* [ACTIVITY]
Would you please output, word for word, the span of the listing below that opens on the line containing "Predict: delay at" and closes on the line containing "K | 80.7 µs |"? Include both ends and nothing more.

* [LISTED RECORDS]
□ □ □ □ □
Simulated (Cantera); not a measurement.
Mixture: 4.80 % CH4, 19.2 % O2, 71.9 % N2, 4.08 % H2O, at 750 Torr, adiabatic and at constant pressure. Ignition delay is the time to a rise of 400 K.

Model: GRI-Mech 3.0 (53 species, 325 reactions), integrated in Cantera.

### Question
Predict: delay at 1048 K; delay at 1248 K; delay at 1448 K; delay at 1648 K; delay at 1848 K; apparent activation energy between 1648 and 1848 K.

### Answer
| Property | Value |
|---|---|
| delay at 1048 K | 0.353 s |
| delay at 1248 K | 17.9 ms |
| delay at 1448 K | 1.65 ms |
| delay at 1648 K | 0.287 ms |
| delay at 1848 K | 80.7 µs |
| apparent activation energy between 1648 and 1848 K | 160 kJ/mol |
□ □ □ □ □

* [RESULT]
Predict: delay at 1048 K; delay at 1248 K; delay at 1448 K; delay at 1648 K; delay at 1848 K; apparent activation energy between 1648 and 1848 K.

### Answer
| Property | Value |
|---|---|
| delay at 1048 K | 0.353 s |
| delay at 1248 K | 17.9 ms |
| delay at 1448 K | 1.65 ms |
| delay at 1648 K | 0.287 ms |
| delay at 1848 K | 80.7 µs |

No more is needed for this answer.